* Activity *
Each entry must appear in the answer exactly as it does here.

=======

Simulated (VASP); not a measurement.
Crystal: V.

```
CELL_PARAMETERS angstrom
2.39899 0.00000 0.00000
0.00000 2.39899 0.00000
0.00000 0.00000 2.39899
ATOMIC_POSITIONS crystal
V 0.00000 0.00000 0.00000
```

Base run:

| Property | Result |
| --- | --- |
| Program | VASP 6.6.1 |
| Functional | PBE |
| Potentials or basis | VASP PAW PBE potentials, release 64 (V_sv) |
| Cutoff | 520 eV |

=======

* Answer box *
Simulated (VASP); not a measurement.
Crystal: V.

```
CELL_PARAMETERS angstrom
2.39899 0.00000 0.00000
0.00000 2.39899 0.00000
0.00000 0.00000 2.39899
ATOMIC_POSITIONS crystal
V 0.00000 0.00000 0.00000
```

Base run:

| Property | Result |
| --- | --- |
| Program | VASP 6.6.1 |
| Functional | PBE |
| Potentials or basis | VASP PAW PBE potentials, release 64 (V_sv) |
| Cutoff | 520 eV |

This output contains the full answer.